WORK ITEM: Below are several records. Retype exactly those lines running from the one with "Level of theory: PySCF, PBE0/pcSseg-1, SCF" through the one with "### Which candidate gave the map?", end lines included, and no others.

PROVIDED INFORMATION:
::::

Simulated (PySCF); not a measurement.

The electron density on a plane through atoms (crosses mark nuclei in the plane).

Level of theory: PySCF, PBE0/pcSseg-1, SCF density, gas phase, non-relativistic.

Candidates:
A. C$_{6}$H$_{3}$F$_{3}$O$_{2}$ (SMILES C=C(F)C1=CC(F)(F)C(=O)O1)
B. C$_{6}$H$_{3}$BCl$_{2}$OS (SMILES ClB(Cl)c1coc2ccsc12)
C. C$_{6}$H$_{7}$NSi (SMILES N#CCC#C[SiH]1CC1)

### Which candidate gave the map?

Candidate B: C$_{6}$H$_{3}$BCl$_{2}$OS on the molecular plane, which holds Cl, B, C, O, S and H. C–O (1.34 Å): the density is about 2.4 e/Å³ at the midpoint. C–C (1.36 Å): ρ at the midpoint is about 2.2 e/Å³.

::::

TASK OUTPUT:
Level of theory: PySCF, PBE0/pcSseg-1, SCF density, gas phase, non-relativistic.

Candidates:
A. C$_{6}$H$_{3}$F$_{3}$O$_{2}$ (SMILES C=C(F)C1=CC(F)(F)C(=O)O1)
B. C$_{6}$H$_{3}$BCl$_{2}$OS (SMILES ClB(Cl)c1coc2ccsc12)
C. C$_{6}$H$_{7}$NSi (SMILES N#CCC#C[SiH]1CC1)

### Which candidate gave the map?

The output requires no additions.